Dataset entries Block Start
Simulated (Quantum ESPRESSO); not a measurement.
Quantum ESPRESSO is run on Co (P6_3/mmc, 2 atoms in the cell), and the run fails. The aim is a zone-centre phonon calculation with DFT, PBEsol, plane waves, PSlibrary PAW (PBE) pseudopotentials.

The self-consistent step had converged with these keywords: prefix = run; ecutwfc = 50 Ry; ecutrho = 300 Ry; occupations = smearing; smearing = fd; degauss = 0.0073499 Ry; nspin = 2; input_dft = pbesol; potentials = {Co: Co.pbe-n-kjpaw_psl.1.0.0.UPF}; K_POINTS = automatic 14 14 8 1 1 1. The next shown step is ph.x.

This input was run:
Dataset entries Block End

Work instruction » The full listing must be retyped exactly as it stands.

Written response »
Simulated (Quantum ESPRESSO); not a measurement.
Quantum ESPRESSO is run on Co (P6_3/mmc, 2 atoms in the cell), and the run fails. The aim is a zone-centre phonon calculation with DFT, PBEsol, plane waves, PSlibrary PAW (PBE) pseudopotentials.

The self-consistent step had converged with these keywords: prefix = run; ecutwfc = 50 Ry; ecutrho = 300 Ry; occupations = smearing; smearing = fd; degauss = 0.0073499 Ry; nspin = 2; input_dft = pbesol; potentials = {Co: Co.pbe-n-kjpaw_psl.1.0.0.UPF}; K_POINTS = automatic 14 14 8 1 1 1. The next shown step is ph.x.

This input was run:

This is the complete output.